_EXERCISE_.
Give back the records in full, with every line exactly as it was.

GIVEN RECORDS: Begin

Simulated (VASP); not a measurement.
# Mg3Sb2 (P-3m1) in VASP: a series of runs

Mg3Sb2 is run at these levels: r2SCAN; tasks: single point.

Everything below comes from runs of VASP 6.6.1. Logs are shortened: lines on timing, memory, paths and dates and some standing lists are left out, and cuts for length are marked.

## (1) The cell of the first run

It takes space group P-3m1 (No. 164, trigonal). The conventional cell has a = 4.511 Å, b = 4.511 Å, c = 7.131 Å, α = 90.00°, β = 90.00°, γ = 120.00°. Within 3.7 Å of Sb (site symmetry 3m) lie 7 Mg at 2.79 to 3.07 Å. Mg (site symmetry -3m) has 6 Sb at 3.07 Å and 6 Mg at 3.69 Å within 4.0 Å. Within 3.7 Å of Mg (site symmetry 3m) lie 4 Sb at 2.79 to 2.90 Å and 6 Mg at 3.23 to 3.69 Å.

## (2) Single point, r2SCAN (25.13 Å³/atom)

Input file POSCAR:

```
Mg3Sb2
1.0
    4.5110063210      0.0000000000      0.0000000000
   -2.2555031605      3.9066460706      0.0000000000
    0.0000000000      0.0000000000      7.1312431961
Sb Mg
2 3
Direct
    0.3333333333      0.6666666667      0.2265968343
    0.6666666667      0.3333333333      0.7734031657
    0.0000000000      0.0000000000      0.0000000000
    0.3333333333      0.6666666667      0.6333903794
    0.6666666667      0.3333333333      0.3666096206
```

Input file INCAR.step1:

GIVEN RECORDS: End

_EXERCISE ANSWER_.
Simulated (VASP); not a measurement.
# Mg3Sb2 (P-3m1) in VASP: a series of runs

Mg3Sb2 is run at these levels: r2SCAN; tasks: single point.

Everything below comes from runs of VASP 6.6.1. Logs are shortened: lines on timing, memory, paths and dates and some standing lists are left out, and cuts for length are marked.

## (1) The cell of the first run

It takes space group P-3m1 (No. 164, trigonal). The conventional cell has a = 4.511 Å, b = 4.511 Å, c = 7.131 Å, α = 90.00°, β = 90.00°, γ = 120.00°. Within 3.7 Å of Sb (site symmetry 3m) lie 7 Mg at 2.79 to 3.07 Å. Mg (site symmetry -3m) has 6 Sb at 3.07 Å and 6 Mg at 3.69 Å within 4.0 Å. Within 3.7 Å of Mg (site symmetry 3m) lie 4 Sb at 2.79 to 2.90 Å and 6 Mg at 3.23 to 3.69 Å.

## (2) Single point, r2SCAN (25.13 Å³/atom)

Input file POSCAR:

```
Mg3Sb2
1.0
    4.5110063210      0.0000000000      0.0000000000
   -2.2555031605      3.9066460706      0.0000000000
    0.0000000000      0.0000000000      7.1312431961
Sb Mg
2 3
Direct
    0.3333333333      0.6666666667      0.2265968343
    0.6666666667      0.3333333333      0.7734031657
    0.0000000000      0.0000000000      0.0000000000
    0.3333333333      0.6666666667      0.6333903794
    0.6666666667      0.3333333333      0.3666096206
```

Input file INCAR.step1:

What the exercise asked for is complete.